Excerpted records:
☆ ☆ ☆ ☆ ☆ ☆ ☆

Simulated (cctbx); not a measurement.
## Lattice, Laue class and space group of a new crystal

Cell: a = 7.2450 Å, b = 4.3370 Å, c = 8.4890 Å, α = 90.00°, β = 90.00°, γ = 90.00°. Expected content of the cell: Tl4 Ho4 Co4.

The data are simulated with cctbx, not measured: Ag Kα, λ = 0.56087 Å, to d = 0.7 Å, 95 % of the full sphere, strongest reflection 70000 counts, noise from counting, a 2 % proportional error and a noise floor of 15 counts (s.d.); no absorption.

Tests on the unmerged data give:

☆ ☆ ☆ ☆ ☆ ☆ ☆

Work instruction: Look above for the line with "Cell: a = 7.2450" and the line with "The data are"; transcribe both and all lines in between, exactly, and nothing else.

Problem solution:
Cell: a = 7.2450 Å, b = 4.3370 Å, c = 8.4890 Å, α = 90.00°, β = 90.00°, γ = 90.00°. Expected content of the cell: Tl4 Ho4 Co4.

The data are simulated with cctbx, not measured: Ag Kα, λ = 0.56087 Å, to d = 0.7 Å, 95 % of the full sphere, strongest reflection 70000 counts, noise from counting, a 2 % proportional error and a noise floor of 15 counts (s.d.); no absorption.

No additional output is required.